Exercise:
Exactly the lines from the opening of the records through the line containing "H16, H17 on C7)" should be copied, with both included.

Information supplied:
◇ ◇ ◇ ◇ ◇

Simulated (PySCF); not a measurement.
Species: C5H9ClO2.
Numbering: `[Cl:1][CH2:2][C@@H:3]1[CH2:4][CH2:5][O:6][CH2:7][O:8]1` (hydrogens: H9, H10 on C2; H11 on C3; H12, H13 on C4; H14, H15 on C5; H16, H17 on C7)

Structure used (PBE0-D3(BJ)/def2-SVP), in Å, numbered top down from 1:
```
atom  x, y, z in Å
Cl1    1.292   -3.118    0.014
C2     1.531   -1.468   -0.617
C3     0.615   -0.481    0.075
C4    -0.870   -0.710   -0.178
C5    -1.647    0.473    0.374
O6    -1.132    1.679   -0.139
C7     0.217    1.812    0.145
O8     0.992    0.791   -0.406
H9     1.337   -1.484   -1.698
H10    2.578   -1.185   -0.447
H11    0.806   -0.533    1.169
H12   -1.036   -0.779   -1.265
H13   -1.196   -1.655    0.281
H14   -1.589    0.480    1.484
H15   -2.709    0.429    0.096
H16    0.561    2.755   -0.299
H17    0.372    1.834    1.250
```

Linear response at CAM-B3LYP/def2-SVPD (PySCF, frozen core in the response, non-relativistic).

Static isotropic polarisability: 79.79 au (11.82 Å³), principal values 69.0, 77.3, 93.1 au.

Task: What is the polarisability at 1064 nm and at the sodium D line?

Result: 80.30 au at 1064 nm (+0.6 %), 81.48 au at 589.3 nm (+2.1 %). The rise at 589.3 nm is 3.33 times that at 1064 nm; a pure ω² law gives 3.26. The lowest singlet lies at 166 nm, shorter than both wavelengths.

◇ ◇ ◇ ◇ ◇

Your response:
Simulated (PySCF); not a measurement.
Species: C5H9ClO2.
Numbering: `[Cl:1][CH2:2][C@@H:3]1[CH2:4][CH2:5][O:6][CH2:7][O:8]1` (hydrogens: H9, H10 on C2; H11 on C3; H12, H13 on C4; H14, H15 on C5; H16, H17 on C7)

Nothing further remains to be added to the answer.